+++

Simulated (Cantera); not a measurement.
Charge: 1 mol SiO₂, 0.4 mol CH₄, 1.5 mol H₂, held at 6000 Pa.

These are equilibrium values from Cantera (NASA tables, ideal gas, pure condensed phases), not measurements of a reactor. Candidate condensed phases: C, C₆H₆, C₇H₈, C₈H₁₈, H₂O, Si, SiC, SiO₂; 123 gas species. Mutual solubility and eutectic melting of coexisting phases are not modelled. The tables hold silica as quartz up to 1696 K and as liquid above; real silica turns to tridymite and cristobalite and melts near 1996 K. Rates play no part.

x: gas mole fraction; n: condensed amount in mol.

+++

> **ASSIGNMENT**: A word-for-word transcription of the material is required.

> **WORKED SOLUTION**:
Simulated (Cantera); not a measurement.
Charge: 1 mol SiO₂, 0.4 mol CH₄, 1.5 mol H₂, held at 6000 Pa.

These are equilibrium values from Cantera (NASA tables, ideal gas, pure condensed phases), not measurements of a reactor. Candidate condensed phases: C, C₆H₆, C₇H₈, C₈H₁₈, H₂O, Si, SiC, SiO₂; 123 gas species. Mutual solubility and eutectic melting of coexisting phases are not modelled. The tables hold silica as quartz up to 1696 K and as liquid above; real silica turns to tridymite and cristobalite and melts near 1996 K. Rates play no part.

x: gas mole fraction; n: condensed amount in mol.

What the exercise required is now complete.